Exercise: Copy all of the entries that follow, exactly.

================

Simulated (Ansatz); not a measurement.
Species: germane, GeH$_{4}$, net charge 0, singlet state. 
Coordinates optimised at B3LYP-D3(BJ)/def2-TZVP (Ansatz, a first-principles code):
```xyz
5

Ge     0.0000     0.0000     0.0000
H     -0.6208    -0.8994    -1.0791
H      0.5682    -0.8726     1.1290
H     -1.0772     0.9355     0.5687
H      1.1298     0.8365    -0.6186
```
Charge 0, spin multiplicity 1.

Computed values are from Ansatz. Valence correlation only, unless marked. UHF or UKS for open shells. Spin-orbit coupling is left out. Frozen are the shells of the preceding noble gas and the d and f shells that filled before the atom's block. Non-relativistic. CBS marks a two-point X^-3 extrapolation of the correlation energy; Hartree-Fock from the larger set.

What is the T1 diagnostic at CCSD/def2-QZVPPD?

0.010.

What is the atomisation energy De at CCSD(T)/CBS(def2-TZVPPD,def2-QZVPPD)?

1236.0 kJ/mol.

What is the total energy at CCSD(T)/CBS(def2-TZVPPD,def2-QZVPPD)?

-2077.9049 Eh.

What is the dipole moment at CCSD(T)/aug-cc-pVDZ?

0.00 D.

================

Task response:
Simulated (Ansatz); not a measurement.
Species: germane, GeH$_{4}$, net charge 0, singlet state. 
Coordinates optimised at B3LYP-D3(BJ)/def2-TZVP (Ansatz, a first-principles code):
```xyz
5

Ge     0.0000     0.0000     0.0000
H     -0.6208    -0.8994    -1.0791
H      0.5682    -0.8726     1.1290
H     -1.0772     0.9355     0.5687
H      1.1298     0.8365    -0.6186
```
Charge 0, spin multiplicity 1.

Computed values are from Ansatz. Valence correlation only, unless marked. UHF or UKS for open shells. Spin-orbit coupling is left out. Frozen are the shells of the preceding noble gas and the d and f shells that filled before the atom's block. Non-relativistic. CBS marks a two-point X^-3 extrapolation of the correlation energy; Hartree-Fock from the larger set.

What is the T1 diagnostic at CCSD/def2-QZVPPD?

0.010.

What is the atomisation energy De at CCSD(T)/CBS(def2-TZVPPD,def2-QZVPPD)?

1236.0 kJ/mol.

What is the total energy at CCSD(T)/CBS(def2-TZVPPD,def2-QZVPPD)?

-2077.9049 Eh.

What is the dipole moment at CCSD(T)/aug-cc-pVDZ?

0.00 D.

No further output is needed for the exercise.